-- EXERCISE --
The first line of the data below and every line after it, through the one with "Question: The run", must be transcribed without change.

┏━━

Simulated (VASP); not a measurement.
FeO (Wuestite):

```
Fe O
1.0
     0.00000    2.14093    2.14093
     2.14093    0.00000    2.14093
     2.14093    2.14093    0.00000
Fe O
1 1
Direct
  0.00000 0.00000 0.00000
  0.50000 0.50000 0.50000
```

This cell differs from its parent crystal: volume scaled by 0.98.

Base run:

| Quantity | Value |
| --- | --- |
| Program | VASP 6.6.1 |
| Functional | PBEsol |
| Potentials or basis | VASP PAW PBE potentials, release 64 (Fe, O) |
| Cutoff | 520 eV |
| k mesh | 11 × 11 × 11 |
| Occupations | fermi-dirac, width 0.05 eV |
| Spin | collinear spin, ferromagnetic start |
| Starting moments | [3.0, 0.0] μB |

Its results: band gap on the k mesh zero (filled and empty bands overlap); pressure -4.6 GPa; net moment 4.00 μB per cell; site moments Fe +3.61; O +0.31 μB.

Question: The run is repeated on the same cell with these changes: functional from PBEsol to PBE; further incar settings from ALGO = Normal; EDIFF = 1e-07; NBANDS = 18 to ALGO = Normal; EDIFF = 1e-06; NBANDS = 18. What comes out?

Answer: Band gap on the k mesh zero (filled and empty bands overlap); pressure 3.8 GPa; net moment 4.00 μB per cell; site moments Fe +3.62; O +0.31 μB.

┗━━

-- TASK RESPONSE --
Simulated (VASP); not a measurement.
FeO (Wuestite):

```
Fe O
1.0
     0.00000    2.14093    2.14093
     2.14093    0.00000    2.14093
     2.14093    2.14093    0.00000
Fe O
1 1
Direct
  0.00000 0.00000 0.00000
  0.50000 0.50000 0.50000
```

This cell differs from its parent crystal: volume scaled by 0.98.

Base run:

| Quantity | Value |
| --- | --- |
| Program | VASP 6.6.1 |
| Functional | PBEsol |
| Potentials or basis | VASP PAW PBE potentials, release 64 (Fe, O) |
| Cutoff | 520 eV |
| k mesh | 11 × 11 × 11 |
| Occupations | fermi-dirac, width 0.05 eV |
| Spin | collinear spin, ferromagnetic start |
| Starting moments | [3.0, 0.0] μB |

Its results: band gap on the k mesh zero (filled and empty bands overlap); pressure -4.6 GPa; net moment 4.00 μB per cell; site moments Fe +3.61; O +0.31 μB.

Question: The run is repeated on the same cell with these changes: functional from PBEsol to PBE; further incar settings from ALGO = Normal; EDIFF = 1e-07; NBANDS = 18 to ALGO = Normal; EDIFF = 1e-06; NBANDS = 18. What comes out?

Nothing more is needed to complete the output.